|---|

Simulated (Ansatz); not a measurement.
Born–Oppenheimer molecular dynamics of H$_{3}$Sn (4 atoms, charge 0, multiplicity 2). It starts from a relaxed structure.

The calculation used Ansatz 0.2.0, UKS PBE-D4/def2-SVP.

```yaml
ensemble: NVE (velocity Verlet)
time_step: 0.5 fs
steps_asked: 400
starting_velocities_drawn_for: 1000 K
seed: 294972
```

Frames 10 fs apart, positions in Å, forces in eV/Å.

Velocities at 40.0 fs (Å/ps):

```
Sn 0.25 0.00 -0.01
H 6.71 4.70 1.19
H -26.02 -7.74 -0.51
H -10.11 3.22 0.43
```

|---|

* _Task item_: In the data above, find the line that contains "Velocities at 40.0", then reproduce exactly every line from the first line through that line.

* _Worked solution_:
Simulated (Ansatz); not a measurement.
Born–Oppenheimer molecular dynamics of H$_{3}$Sn (4 atoms, charge 0, multiplicity 2). It starts from a relaxed structure.

The calculation used Ansatz 0.2.0, UKS PBE-D4/def2-SVP.

```yaml
ensemble: NVE (velocity Verlet)
time_step: 0.5 fs
steps_asked: 400
starting_velocities_drawn_for: 1000 K
seed: 294972
```

Frames 10 fs apart, positions in Å, forces in eV/Å.

Velocities at 40.0 fs (Å/ps):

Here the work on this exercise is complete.